Content starts
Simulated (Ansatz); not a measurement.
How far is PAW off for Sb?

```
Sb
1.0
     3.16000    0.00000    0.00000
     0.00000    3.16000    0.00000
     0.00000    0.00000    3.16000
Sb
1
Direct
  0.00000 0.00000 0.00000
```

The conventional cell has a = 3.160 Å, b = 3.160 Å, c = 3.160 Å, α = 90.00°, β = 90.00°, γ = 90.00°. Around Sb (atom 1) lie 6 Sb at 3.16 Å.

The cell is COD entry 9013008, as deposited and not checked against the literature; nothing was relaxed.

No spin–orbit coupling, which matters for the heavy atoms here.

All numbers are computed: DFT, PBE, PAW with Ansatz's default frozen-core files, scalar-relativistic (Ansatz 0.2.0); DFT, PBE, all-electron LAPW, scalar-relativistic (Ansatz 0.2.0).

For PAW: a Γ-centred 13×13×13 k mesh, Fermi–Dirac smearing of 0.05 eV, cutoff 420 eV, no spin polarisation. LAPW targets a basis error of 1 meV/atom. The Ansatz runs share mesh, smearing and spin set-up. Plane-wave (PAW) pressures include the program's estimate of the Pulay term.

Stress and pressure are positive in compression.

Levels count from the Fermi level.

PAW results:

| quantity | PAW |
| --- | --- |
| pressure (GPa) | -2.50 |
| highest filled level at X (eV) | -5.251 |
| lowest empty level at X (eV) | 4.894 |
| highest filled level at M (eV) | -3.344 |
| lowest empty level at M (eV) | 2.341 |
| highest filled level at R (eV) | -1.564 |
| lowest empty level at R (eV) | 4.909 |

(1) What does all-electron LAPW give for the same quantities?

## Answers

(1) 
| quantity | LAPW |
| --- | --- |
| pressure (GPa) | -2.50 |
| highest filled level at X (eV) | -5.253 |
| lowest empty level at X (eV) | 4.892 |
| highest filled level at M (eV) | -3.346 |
Content ends

Output the records above exactly, from their first line through the line that contains "(eV) | 4.892 |", and add nothing.

- ANSWER SECTION
Simulated (Ansatz); not a measurement.
How far is PAW off for Sb?

```
Sb
1.0
     3.16000    0.00000    0.00000
     0.00000    3.16000    0.00000
     0.00000    0.00000    3.16000
Sb
1
Direct
  0.00000 0.00000 0.00000
```

The conventional cell has a = 3.160 Å, b = 3.160 Å, c = 3.160 Å, α = 90.00°, β = 90.00°, γ = 90.00°. Around Sb (atom 1) lie 6 Sb at 3.16 Å.

The cell is COD entry 9013008, as deposited and not checked against the literature; nothing was relaxed.

No spin–orbit coupling, which matters for the heavy atoms here.

All numbers are computed: DFT, PBE, PAW with Ansatz's default frozen-core files, scalar-relativistic (Ansatz 0.2.0); DFT, PBE, all-electron LAPW, scalar-relativistic (Ansatz 0.2.0).

For PAW: a Γ-centred 13×13×13 k mesh, Fermi–Dirac smearing of 0.05 eV, cutoff 420 eV, no spin polarisation. LAPW targets a basis error of 1 meV/atom. The Ansatz runs share mesh, smearing and spin set-up. Plane-wave (PAW) pressures include the program's estimate of the Pulay term.

Stress and pressure are positive in compression.

Levels count from the Fermi level.

PAW results:

| quantity | PAW |
| --- | --- |
| pressure (GPa) | -2.50 |
| highest filled level at X (eV) | -5.251 |
| lowest empty level at X (eV) | 4.894 |
| highest filled level at M (eV) | -3.344 |
| lowest empty level at M (eV) | 2.341 |
| highest filled level at R (eV) | -1.564 |
| lowest empty level at R (eV) | 4.909 |

(1) What does all-electron LAPW give for the same quantities?

## Answers

(1) 
| quantity | LAPW |
| --- | --- |
| pressure (GPa) | -2.50 |
| highest filled level at X (eV) | -5.253 |
| lowest empty level at X (eV) | 4.892 |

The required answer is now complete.